===== Record extracts
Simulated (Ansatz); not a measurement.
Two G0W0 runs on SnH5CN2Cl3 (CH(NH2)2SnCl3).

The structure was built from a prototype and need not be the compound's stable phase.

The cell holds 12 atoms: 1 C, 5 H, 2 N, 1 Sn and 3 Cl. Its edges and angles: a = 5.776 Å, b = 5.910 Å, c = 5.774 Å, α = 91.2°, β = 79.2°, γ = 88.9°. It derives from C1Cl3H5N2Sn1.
==========

:: Work instruction ::
All lines above from the one with "Two G0W0 runs on SnH5CN2Cl3 (CH(NH2)2SnCl3)." to the one with "The structure was", inclusive, should be copied exactly, and no other lines.

:: Problem solution ::
Two G0W0 runs on SnH5CN2Cl3 (CH(NH2)2SnCl3).

The structure was built from a prototype and need not be the compound's stable phase.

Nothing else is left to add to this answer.